Work request:
Render every entry exactly as it appears.

Data listing:
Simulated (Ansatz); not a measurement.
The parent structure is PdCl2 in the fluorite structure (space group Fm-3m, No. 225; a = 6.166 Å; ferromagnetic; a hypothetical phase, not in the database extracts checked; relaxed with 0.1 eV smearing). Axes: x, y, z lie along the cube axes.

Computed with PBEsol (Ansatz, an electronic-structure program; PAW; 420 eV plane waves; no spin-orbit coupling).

Expected answer:
Simulated (Ansatz); not a measurement.
The parent structure is PdCl2 in the fluorite structure (space group Fm-3m, No. 225; a = 6.166 Å; ferromagnetic; a hypothetical phase, not in the database extracts checked; relaxed with 0.1 eV smearing). Axes: x, y, z lie along the cube axes.

Computed with PBEsol (Ansatz, an electronic-structure program; PAW; 420 eV plane waves; no spin-orbit coupling).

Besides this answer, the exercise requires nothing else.